### Listed records
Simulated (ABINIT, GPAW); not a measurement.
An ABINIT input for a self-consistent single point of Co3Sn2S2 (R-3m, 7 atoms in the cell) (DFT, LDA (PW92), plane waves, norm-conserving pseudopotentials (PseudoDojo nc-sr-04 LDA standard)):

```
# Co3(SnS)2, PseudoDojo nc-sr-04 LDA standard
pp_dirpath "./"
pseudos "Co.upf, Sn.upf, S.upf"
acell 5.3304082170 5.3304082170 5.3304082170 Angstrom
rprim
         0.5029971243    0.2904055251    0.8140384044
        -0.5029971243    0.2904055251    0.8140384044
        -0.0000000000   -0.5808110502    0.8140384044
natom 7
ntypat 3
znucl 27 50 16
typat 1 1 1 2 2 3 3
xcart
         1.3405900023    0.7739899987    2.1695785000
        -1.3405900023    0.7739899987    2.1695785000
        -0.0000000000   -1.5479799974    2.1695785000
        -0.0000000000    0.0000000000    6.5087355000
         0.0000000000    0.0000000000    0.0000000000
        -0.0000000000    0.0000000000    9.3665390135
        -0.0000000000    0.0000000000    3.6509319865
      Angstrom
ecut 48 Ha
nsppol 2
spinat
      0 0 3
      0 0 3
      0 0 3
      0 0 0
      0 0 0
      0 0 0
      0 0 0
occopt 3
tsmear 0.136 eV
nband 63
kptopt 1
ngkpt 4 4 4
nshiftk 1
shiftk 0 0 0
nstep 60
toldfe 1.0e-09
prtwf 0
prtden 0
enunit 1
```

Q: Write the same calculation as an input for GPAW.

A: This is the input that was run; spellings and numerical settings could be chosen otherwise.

### Work instruction
With the material above as the source, restate each line word for word.

### Response box
Simulated (ABINIT, GPAW); not a measurement.
An ABINIT input for a self-consistent single point of Co3Sn2S2 (R-3m, 7 atoms in the cell) (DFT, LDA (PW92), plane waves, norm-conserving pseudopotentials (PseudoDojo nc-sr-04 LDA standard)):

```
# Co3(SnS)2, PseudoDojo nc-sr-04 LDA standard
pp_dirpath "./"
pseudos "Co.upf, Sn.upf, S.upf"
acell 5.3304082170 5.3304082170 5.3304082170 Angstrom
rprim
         0.5029971243    0.2904055251    0.8140384044
        -0.5029971243    0.2904055251    0.8140384044
        -0.0000000000   -0.5808110502    0.8140384044
natom 7
ntypat 3
znucl 27 50 16
typat 1 1 1 2 2 3 3
xcart
         1.3405900023    0.7739899987    2.1695785000
        -1.3405900023    0.7739899987    2.1695785000
        -0.0000000000   -1.5479799974    2.1695785000
        -0.0000000000    0.0000000000    6.5087355000
         0.0000000000    0.0000000000    0.0000000000
        -0.0000000000    0.0000000000    9.3665390135
        -0.0000000000    0.0000000000    3.6509319865
      Angstrom
ecut 48 Ha
nsppol 2
spinat
      0 0 3
      0 0 3
      0 0 3
      0 0 0
      0 0 0
      0 0 0
      0 0 0
occopt 3
tsmear 0.136 eV
nband 63
kptopt 1
ngkpt 4 4 4
nshiftk 1
shiftk 0 0 0
nstep 60
toldfe 1.0e-09
prtwf 0
prtden 0
enunit 1
```

Q: Write the same calculation as an input for GPAW.

A: This is the input that was run; spellings and numerical settings could be chosen otherwise.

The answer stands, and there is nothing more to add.